### RECORDS PROVIDED
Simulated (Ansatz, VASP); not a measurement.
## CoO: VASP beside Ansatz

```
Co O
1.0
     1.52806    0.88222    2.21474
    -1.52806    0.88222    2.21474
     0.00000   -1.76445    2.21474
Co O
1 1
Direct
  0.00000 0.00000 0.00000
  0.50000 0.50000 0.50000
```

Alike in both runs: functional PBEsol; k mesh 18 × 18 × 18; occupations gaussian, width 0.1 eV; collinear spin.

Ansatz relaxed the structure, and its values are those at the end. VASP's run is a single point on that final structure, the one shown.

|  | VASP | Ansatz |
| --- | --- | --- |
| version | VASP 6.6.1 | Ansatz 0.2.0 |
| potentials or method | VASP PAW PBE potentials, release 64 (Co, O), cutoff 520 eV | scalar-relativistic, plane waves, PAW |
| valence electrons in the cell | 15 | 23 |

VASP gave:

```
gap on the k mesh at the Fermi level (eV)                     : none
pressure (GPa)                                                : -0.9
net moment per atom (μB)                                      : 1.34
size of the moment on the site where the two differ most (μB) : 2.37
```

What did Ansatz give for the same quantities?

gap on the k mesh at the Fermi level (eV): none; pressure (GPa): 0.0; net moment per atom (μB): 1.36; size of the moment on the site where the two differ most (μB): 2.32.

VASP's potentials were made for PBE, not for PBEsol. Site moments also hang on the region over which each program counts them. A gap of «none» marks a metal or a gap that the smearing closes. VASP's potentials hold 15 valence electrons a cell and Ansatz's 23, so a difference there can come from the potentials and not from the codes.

### TASK ITEM
What you return must be the lines above that run from the line with "Alike in both" to the line with "What did Ansatz give for the same quantities?", inclusive, each copied exactly.

### WRITTEN ANSWER
Alike in both runs: functional PBEsol; k mesh 18 × 18 × 18; occupations gaussian, width 0.1 eV; collinear spin.

Ansatz relaxed the structure, and its values are those at the end. VASP's run is a single point on that final structure, the one shown.

|  | VASP | Ansatz |
| --- | --- | --- |
| version | VASP 6.6.1 | Ansatz 0.2.0 |
| potentials or method | VASP PAW PBE potentials, release 64 (Co, O), cutoff 520 eV | scalar-relativistic, plane waves, PAW |
| valence electrons in the cell | 15 | 23 |

VASP gave:

```
gap on the k mesh at the Fermi level (eV)                     : none
pressure (GPa)                                                : -0.9
net moment per atom (μB)                                      : 1.34
size of the moment on the site where the two differ most (μB) : 2.37
```

What did Ansatz give for the same quantities?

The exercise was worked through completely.